* [Task item] Return every record exactly as it appears. Leave nothing out.

* [Given records]
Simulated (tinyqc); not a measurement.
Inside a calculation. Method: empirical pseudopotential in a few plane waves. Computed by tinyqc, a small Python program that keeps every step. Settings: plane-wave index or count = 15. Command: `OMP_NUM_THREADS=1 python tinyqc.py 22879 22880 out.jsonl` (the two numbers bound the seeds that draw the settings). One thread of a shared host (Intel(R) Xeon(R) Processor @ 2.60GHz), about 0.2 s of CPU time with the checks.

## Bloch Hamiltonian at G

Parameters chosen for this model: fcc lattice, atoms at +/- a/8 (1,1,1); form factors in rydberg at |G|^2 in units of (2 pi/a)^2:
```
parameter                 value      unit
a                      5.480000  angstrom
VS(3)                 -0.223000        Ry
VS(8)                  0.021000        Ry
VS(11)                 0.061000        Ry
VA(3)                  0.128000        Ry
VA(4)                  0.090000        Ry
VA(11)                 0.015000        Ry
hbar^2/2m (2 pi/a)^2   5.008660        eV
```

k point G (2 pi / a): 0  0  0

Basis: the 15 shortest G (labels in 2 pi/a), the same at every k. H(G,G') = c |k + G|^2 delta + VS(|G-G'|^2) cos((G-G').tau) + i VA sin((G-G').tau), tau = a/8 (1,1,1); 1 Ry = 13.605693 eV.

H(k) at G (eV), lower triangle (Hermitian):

* [Response box]
Simulated (tinyqc); not a measurement.
Inside a calculation. Method: empirical pseudopotential in a few plane waves. Computed by tinyqc, a small Python program that keeps every step. Settings: plane-wave index or count = 15. Command: `OMP_NUM_THREADS=1 python tinyqc.py 22879 22880 out.jsonl` (the two numbers bound the seeds that draw the settings). One thread of a shared host (Intel(R) Xeon(R) Processor @ 2.60GHz), about 0.2 s of CPU time with the checks.

## Bloch Hamiltonian at G

Parameters chosen for this model: fcc lattice, atoms at +/- a/8 (1,1,1); form factors in rydberg at |G|^2 in units of (2 pi/a)^2:
```
parameter                 value      unit
a                      5.480000  angstrom
VS(3)                 -0.223000        Ry
VS(8)                  0.021000        Ry
VS(11)                 0.061000        Ry
VA(3)                  0.128000        Ry
VA(4)                  0.090000        Ry
VA(11)                 0.015000        Ry
hbar^2/2m (2 pi/a)^2   5.008660        eV
```

k point G (2 pi / a): 0  0  0

Basis: the 15 shortest G (labels in 2 pi/a), the same at every k. H(G,G') = c |k + G|^2 delta + VS(|G-G'|^2) cos((G-G').tau) + i VA sin((G-G').tau), tau = a/8 (1,1,1); 1 Ry = 13.605693 eV.

H(k) at G (eV), lower triangle (Hermitian):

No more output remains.